· · · ·

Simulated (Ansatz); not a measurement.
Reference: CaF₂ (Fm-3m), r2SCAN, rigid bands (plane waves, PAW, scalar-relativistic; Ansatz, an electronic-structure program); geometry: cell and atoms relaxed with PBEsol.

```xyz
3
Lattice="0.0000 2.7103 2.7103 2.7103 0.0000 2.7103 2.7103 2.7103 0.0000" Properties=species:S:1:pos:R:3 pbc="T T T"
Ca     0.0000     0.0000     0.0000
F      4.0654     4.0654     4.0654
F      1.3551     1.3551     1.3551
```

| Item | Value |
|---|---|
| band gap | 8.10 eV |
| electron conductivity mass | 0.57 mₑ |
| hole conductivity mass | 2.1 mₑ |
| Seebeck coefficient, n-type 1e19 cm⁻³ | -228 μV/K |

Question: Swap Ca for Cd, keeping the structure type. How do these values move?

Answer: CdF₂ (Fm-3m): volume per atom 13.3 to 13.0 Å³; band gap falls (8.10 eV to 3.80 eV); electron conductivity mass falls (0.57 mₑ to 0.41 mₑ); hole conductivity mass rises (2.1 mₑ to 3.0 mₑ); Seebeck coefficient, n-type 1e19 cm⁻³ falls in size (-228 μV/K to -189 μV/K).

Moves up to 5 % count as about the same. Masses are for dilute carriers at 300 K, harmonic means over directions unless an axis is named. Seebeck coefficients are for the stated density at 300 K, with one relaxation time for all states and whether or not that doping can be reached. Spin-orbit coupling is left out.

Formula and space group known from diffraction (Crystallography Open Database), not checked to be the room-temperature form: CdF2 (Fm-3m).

· · · ·

▶ [Work instruction]
Output, unchanged, the lines of the listing above from the first one through the one holding "Moves up to". Leave out every line after it.

▶ [Answer box]
Simulated (Ansatz); not a measurement.
Reference: CaF₂ (Fm-3m), r2SCAN, rigid bands (plane waves, PAW, scalar-relativistic; Ansatz, an electronic-structure program); geometry: cell and atoms relaxed with PBEsol.

```xyz
3
Lattice="0.0000 2.7103 2.7103 2.7103 0.0000 2.7103 2.7103 2.7103 0.0000" Properties=species:S:1:pos:R:3 pbc="T T T"
Ca     0.0000     0.0000     0.0000
F      4.0654     4.0654     4.0654
F      1.3551     1.3551     1.3551
```

| Item | Value |
|---|---|
| band gap | 8.10 eV |
| electron conductivity mass | 0.57 mₑ |
| hole conductivity mass | 2.1 mₑ |
| Seebeck coefficient, n-type 1e19 cm⁻³ | -228 μV/K |

Question: Swap Ca for Cd, keeping the structure type. How do these values move?

Answer: CdF₂ (Fm-3m): volume per atom 13.3 to 13.0 Å³; band gap falls (8.10 eV to 3.80 eV); electron conductivity mass falls (0.57 mₑ to 0.41 mₑ); hole conductivity mass rises (2.1 mₑ to 3.0 mₑ); Seebeck coefficient, n-type 1e19 cm⁻³ falls in size (-228 μV/K to -189 μV/K).

Moves up to 5 % count as about the same. Masses are for dilute carriers at 300 K, harmonic means over directions unless an axis is named. Seebeck coefficients are for the stated density at 300 K, with one relaxation time for all states and whether or not that doping can be reached. Spin-orbit coupling is left out.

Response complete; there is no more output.